(GIVEN ENTRIES):
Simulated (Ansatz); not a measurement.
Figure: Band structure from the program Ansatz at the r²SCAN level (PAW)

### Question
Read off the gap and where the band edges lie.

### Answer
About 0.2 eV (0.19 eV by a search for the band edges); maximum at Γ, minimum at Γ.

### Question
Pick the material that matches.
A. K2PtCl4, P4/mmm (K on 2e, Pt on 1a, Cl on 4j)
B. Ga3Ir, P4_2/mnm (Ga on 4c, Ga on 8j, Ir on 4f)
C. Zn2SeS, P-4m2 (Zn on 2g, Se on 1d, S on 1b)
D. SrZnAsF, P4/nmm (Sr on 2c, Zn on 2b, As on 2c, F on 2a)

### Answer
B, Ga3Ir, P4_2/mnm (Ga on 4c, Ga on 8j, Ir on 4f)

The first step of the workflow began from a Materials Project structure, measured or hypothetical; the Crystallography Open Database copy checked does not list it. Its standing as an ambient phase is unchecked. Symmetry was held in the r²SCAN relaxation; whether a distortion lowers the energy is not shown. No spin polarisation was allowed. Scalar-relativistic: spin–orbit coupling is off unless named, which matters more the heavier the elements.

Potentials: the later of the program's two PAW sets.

(ACTIVITY): Your job is to print exactly the lines that run from the top of the entries through the line with "The first step", and no others.

(ANSWER BOX):
Simulated (Ansatz); not a measurement.
Figure: Band structure from the program Ansatz at the r²SCAN level (PAW)

### Question
Read off the gap and where the band edges lie.

### Answer
About 0.2 eV (0.19 eV by a search for the band edges); maximum at Γ, minimum at Γ.

### Question
Pick the material that matches.
A. K2PtCl4, P4/mmm (K on 2e, Pt on 1a, Cl on 4j)
B. Ga3Ir, P4_2/mnm (Ga on 4c, Ga on 8j, Ir on 4f)
C. Zn2SeS, P-4m2 (Zn on 2g, Se on 1d, S on 1b)
D. SrZnAsF, P4/nmm (Sr on 2c, Zn on 2b, As on 2c, F on 2a)

### Answer
B, Ga3Ir, P4_2/mnm (Ga on 4c, Ga on 8j, Ir on 4f)

The first step of the workflow began from a Materials Project structure, measured or hypothetical; the Crystallography Open Database copy checked does not list it. Its standing as an ambient phase is unchecked. Symmetry was held in the r²SCAN relaxation; whether a distortion lowers the energy is not shown. No spin polarisation was allowed. Scalar-relativistic: spin–orbit coupling is off unless named, which matters more the heavier the elements.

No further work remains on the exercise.